-------

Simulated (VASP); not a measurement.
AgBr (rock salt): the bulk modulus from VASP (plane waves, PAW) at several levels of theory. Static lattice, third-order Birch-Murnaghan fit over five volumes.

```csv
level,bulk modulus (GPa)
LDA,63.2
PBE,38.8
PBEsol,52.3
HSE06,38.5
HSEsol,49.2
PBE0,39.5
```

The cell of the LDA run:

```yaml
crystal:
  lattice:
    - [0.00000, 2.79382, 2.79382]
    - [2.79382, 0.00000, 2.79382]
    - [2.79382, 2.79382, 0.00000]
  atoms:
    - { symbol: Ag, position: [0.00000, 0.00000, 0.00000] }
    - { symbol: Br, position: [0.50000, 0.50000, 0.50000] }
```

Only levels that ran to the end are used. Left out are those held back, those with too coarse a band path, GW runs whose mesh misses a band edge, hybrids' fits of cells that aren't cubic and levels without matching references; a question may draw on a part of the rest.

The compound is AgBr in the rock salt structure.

-------

— Brief —
Take the entries above and return only the lines from the one with "The cell of" to the one with "Only levels that", both included, unchanged.

— Problem solution —
The cell of the LDA run:

```yaml
crystal:
  lattice:
    - [0.00000, 2.79382, 2.79382]
    - [2.79382, 0.00000, 2.79382]
    - [2.79382, 2.79382, 0.00000]
  atoms:
    - { symbol: Ag, position: [0.00000, 0.00000, 0.00000] }
    - { symbol: Br, position: [0.50000, 0.50000, 0.50000] }
```

Only levels that ran to the end are used. Left out are those held back, those with too coarse a band path, GW runs whose mesh misses a band edge, hybrids' fits of cells that aren't cubic and levels without matching references; a question may draw on a part of the rest.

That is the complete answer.